[WORK TASK]: Below are some records; output all of them exactly.

[DATA UNDER STUDY]:
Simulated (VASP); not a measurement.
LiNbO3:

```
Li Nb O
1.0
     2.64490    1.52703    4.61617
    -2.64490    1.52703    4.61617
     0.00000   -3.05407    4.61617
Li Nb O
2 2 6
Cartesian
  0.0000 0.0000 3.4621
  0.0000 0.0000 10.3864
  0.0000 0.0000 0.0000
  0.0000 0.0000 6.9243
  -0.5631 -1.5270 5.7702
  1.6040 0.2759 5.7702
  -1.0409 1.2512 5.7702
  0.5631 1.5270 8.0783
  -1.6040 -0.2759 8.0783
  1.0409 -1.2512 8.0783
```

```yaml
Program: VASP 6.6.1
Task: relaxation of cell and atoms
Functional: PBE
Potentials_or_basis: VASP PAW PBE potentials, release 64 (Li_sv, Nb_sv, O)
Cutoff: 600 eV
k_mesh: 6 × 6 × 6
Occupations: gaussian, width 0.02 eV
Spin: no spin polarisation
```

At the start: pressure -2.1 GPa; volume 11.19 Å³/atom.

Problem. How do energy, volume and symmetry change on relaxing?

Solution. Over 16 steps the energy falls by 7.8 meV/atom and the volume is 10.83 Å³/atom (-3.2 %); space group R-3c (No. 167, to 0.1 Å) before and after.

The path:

[TASK ANSWER]:
Simulated (VASP); not a measurement.
LiNbO3:

```
Li Nb O
1.0
     2.64490    1.52703    4.61617
    -2.64490    1.52703    4.61617
     0.00000   -3.05407    4.61617
Li Nb O
2 2 6
Cartesian
  0.0000 0.0000 3.4621
  0.0000 0.0000 10.3864
  0.0000 0.0000 0.0000
  0.0000 0.0000 6.9243
  -0.5631 -1.5270 5.7702
  1.6040 0.2759 5.7702
  -1.0409 1.2512 5.7702
  0.5631 1.5270 8.0783
  -1.6040 -0.2759 8.0783
  1.0409 -1.2512 8.0783
```

```yaml
Program: VASP 6.6.1
Task: relaxation of cell and atoms
Functional: PBE
Potentials_or_basis: VASP PAW PBE potentials, release 64 (Li_sv, Nb_sv, O)
Cutoff: 600 eV
k_mesh: 6 × 6 × 6
Occupations: gaussian, width 0.02 eV
Spin: no spin polarisation
```

At the start: pressure -2.1 GPa; volume 11.19 Å³/atom.

Problem. How do energy, volume and symmetry change on relaxing?

Solution. Over 16 steps the energy falls by 7.8 meV/atom and the volume is 10.83 Å³/atom (-3.2 %); space group R-3c (No. 167, to 0.1 Å) before and after.

The path:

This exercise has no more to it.